>>>>
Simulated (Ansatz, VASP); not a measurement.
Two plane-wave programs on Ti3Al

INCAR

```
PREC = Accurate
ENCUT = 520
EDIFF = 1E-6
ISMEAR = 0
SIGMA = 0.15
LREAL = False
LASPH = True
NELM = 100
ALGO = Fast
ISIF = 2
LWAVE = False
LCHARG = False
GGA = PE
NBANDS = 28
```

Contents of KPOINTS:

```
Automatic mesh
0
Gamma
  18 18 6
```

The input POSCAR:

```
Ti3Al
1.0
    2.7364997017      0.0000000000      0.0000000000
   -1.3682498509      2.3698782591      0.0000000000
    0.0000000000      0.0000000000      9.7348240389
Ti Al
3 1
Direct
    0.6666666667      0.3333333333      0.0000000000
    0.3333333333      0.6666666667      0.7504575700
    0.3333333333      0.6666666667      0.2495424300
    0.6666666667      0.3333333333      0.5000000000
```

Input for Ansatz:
<<<<

# [REQUIREMENT]
Give back the listing above exactly as written.

# [EXERCISE ANSWER]
Simulated (Ansatz, VASP); not a measurement.
Two plane-wave programs on Ti3Al

INCAR

```
PREC = Accurate
ENCUT = 520
EDIFF = 1E-6
ISMEAR = 0
SIGMA = 0.15
LREAL = False
LASPH = True
NELM = 100
ALGO = Fast
ISIF = 2
LWAVE = False
LCHARG = False
GGA = PE
NBANDS = 28
```

Contents of KPOINTS:

```
Automatic mesh
0
Gamma
  18 18 6
```

The input POSCAR:

```
Ti3Al
1.0
    2.7364997017      0.0000000000      0.0000000000
   -1.3682498509      2.3698782591      0.0000000000
    0.0000000000      0.0000000000      9.7348240389
Ti Al
3 1
Direct
    0.6666666667      0.3333333333      0.0000000000
    0.3333333333      0.6666666667      0.7504575700
    0.3333333333      0.6666666667      0.2495424300
    0.6666666667      0.3333333333      0.5000000000
```

Input for Ansatz:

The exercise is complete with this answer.